WORK TASK: The lines from the start of the data through the line containing "4.63 | 2.78 | 4.78 |" are to be reproduced exactly, both ends included.

RAW DATA:
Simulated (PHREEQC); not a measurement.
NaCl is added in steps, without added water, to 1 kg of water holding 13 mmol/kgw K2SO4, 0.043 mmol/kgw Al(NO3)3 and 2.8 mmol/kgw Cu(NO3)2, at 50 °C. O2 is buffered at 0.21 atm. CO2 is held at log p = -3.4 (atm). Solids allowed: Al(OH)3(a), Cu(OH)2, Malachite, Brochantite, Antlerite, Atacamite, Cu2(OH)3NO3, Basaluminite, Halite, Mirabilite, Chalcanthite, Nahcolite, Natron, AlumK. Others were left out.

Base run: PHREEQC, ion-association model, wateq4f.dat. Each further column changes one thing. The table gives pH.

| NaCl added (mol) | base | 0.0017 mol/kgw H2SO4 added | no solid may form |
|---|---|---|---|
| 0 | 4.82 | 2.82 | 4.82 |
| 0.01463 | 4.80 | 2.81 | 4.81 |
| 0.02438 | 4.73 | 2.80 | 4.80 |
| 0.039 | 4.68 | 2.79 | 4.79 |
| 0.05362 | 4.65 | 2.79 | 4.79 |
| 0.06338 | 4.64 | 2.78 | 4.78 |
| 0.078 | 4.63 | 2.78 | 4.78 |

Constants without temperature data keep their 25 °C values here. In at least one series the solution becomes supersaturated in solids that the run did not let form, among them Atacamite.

ANSWER SECTION:
Simulated (PHREEQC); not a measurement.
NaCl is added in steps, without added water, to 1 kg of water holding 13 mmol/kgw K2SO4, 0.043 mmol/kgw Al(NO3)3 and 2.8 mmol/kgw Cu(NO3)2, at 50 °C. O2 is buffered at 0.21 atm. CO2 is held at log p = -3.4 (atm). Solids allowed: Al(OH)3(a), Cu(OH)2, Malachite, Brochantite, Antlerite, Atacamite, Cu2(OH)3NO3, Basaluminite, Halite, Mirabilite, Chalcanthite, Nahcolite, Natron, AlumK. Others were left out.

Base run: PHREEQC, ion-association model, wateq4f.dat. Each further column changes one thing. The table gives pH.

| NaCl added (mol) | base | 0.0017 mol/kgw H2SO4 added | no solid may form |
|---|---|---|---|
| 0 | 4.82 | 2.82 | 4.82 |
| 0.01463 | 4.80 | 2.81 | 4.81 |
| 0.02438 | 4.73 | 2.80 | 4.80 |
| 0.039 | 4.68 | 2.79 | 4.79 |
| 0.05362 | 4.65 | 2.79 | 4.79 |
| 0.06338 | 4.64 | 2.78 | 4.78 |
| 0.078 | 4.63 | 2.78 | 4.78 |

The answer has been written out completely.